**EXERCISE**:
Every record below needs to be retyped exactly as it appears.

**SOURCE MATERIAL**:
▼

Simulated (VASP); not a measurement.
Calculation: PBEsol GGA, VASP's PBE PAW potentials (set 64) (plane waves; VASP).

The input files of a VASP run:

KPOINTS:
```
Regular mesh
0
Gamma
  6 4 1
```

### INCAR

▲

**WRITTEN ANSWER**:
Simulated (VASP); not a measurement.
Calculation: PBEsol GGA, VASP's PBE PAW potentials (set 64) (plane waves; VASP).

The input files of a VASP run:

KPOINTS:
```
Regular mesh
0
Gamma
  6 4 1
```

### INCAR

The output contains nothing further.